[Start of section]

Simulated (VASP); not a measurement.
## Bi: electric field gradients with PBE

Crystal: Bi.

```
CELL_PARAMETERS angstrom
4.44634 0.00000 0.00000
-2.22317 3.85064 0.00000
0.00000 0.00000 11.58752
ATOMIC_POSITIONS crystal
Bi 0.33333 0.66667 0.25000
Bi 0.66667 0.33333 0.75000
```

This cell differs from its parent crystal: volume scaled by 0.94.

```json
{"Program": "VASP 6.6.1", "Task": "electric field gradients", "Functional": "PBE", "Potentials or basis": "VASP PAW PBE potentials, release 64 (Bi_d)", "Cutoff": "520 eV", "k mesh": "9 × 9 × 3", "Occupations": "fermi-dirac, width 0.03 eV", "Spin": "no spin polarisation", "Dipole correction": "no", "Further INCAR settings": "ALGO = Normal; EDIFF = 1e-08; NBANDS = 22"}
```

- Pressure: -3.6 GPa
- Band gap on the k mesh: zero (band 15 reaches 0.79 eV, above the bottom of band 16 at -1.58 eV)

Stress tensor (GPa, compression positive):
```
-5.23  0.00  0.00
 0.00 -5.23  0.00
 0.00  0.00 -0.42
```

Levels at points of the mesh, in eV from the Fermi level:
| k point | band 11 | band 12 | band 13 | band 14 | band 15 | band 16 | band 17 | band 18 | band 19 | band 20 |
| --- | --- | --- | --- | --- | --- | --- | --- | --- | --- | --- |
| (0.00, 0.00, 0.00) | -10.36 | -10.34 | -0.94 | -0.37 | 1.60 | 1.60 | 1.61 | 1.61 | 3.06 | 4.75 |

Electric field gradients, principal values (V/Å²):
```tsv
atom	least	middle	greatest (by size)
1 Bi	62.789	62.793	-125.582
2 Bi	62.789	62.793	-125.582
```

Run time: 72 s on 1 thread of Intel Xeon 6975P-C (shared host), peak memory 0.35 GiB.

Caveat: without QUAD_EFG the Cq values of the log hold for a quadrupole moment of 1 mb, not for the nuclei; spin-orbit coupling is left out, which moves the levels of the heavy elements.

[End of section]

ASSIGNMENT: Write down exactly every line of the material above up to and including the line containing "Run time: 72".

REPLY:
Simulated (VASP); not a measurement.
## Bi: electric field gradients with PBE

Crystal: Bi.

```
CELL_PARAMETERS angstrom
4.44634 0.00000 0.00000
-2.22317 3.85064 0.00000
0.00000 0.00000 11.58752
ATOMIC_POSITIONS crystal
Bi 0.33333 0.66667 0.25000
Bi 0.66667 0.33333 0.75000
```

This cell differs from its parent crystal: volume scaled by 0.94.

```json
{"Program": "VASP 6.6.1", "Task": "electric field gradients", "Functional": "PBE", "Potentials or basis": "VASP PAW PBE potentials, release 64 (Bi_d)", "Cutoff": "520 eV", "k mesh": "9 × 9 × 3", "Occupations": "fermi-dirac, width 0.03 eV", "Spin": "no spin polarisation", "Dipole correction": "no", "Further INCAR settings": "ALGO = Normal; EDIFF = 1e-08; NBANDS = 22"}
```

- Pressure: -3.6 GPa
- Band gap on the k mesh: zero (band 15 reaches 0.79 eV, above the bottom of band 16 at -1.58 eV)

Stress tensor (GPa, compression positive):
```
-5.23  0.00  0.00
 0.00 -5.23  0.00
 0.00  0.00 -0.42
```

Levels at points of the mesh, in eV from the Fermi level:
| k point | band 11 | band 12 | band 13 | band 14 | band 15 | band 16 | band 17 | band 18 | band 19 | band 20 |
| --- | --- | --- | --- | --- | --- | --- | --- | --- | --- | --- |
| (0.00, 0.00, 0.00) | -10.36 | -10.34 | -0.94 | -0.37 | 1.60 | 1.60 | 1.61 | 1.61 | 3.06 | 4.75 |

Electric field gradients, principal values (V/Å²):
```tsv
atom	least	middle	greatest (by size)
1 Bi	62.789	62.793	-125.582
2 Bi	62.789	62.793	-125.582
```

Run time: 72 s on 1 thread of Intel Xeon 6975P-C (shared host), peak memory 0.35 GiB.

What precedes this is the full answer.